* Dataset *
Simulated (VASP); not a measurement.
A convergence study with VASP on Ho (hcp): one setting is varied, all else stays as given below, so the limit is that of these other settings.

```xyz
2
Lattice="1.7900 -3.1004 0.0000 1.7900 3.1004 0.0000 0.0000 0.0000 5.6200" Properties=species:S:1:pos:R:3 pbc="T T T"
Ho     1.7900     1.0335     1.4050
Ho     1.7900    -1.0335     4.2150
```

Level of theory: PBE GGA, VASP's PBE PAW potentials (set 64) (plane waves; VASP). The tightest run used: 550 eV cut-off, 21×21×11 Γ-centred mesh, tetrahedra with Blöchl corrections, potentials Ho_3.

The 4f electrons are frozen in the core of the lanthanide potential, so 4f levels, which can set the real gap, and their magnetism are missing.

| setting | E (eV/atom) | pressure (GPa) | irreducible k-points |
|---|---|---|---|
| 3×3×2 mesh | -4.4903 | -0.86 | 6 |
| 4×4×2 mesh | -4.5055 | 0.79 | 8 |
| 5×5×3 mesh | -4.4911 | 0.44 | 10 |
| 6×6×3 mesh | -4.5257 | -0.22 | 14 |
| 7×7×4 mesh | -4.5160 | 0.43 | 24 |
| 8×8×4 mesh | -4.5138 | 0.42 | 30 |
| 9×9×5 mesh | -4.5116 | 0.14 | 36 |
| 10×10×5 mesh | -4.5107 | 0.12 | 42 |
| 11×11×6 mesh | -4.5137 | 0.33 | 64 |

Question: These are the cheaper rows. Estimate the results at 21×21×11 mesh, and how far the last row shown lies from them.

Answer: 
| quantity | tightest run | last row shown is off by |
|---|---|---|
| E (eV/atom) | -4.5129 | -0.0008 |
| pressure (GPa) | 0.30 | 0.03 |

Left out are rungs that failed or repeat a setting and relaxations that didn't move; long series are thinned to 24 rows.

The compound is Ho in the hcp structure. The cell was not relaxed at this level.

* Activity *
Would you print exactly, and only, the lines of the data above from the line with "0.14 | 36 |" through the line with "-4.5129 | -0.0008 |", inclusive?

* Task answer *
| 9×9×5 mesh | -4.5116 | 0.14 | 36 |
| 10×10×5 mesh | -4.5107 | 0.12 | 42 |
| 11×11×6 mesh | -4.5137 | 0.33 | 64 |

Question: These are the cheaper rows. Estimate the results at 21×21×11 mesh, and how far the last row shown lies from them.

Answer: 
| quantity | tightest run | last row shown is off by |
|---|---|---|
| E (eV/atom) | -4.5129 | -0.0008 |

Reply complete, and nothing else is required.